[Start of section]

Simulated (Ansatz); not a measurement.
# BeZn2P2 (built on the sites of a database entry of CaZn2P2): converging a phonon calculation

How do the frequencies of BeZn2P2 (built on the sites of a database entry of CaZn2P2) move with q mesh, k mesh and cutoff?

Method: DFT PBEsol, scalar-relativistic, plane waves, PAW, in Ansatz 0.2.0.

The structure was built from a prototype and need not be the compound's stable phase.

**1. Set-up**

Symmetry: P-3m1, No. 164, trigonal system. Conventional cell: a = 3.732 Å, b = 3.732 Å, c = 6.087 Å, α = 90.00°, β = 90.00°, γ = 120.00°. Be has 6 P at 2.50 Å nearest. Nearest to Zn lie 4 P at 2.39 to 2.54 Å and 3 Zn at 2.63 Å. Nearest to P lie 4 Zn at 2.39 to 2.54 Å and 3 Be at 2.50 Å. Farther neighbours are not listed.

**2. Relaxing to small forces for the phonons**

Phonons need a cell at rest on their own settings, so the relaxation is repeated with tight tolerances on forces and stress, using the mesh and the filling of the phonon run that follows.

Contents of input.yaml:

[End of section]

WORK TASK: Return the full listing unchanged.

WRITTEN RESPONSE:
Simulated (Ansatz); not a measurement.
# BeZn2P2 (built on the sites of a database entry of CaZn2P2): converging a phonon calculation

How do the frequencies of BeZn2P2 (built on the sites of a database entry of CaZn2P2) move with q mesh, k mesh and cutoff?

Method: DFT PBEsol, scalar-relativistic, plane waves, PAW, in Ansatz 0.2.0.

The structure was built from a prototype and need not be the compound's stable phase.

**1. Set-up**

Symmetry: P-3m1, No. 164, trigonal system. Conventional cell: a = 3.732 Å, b = 3.732 Å, c = 6.087 Å, α = 90.00°, β = 90.00°, γ = 120.00°. Be has 6 P at 2.50 Å nearest. Nearest to Zn lie 4 P at 2.39 to 2.54 Å and 3 Zn at 2.63 Å. Nearest to P lie 4 Zn at 2.39 to 2.54 Å and 3 Be at 2.50 Å. Farther neighbours are not listed.

**2. Relaxing to small forces for the phonons**

Phonons need a cell at rest on their own settings, so the relaxation is repeated with tight tolerances on forces and stress, using the mesh and the filling of the phonon run that follows.

Contents of input.yaml:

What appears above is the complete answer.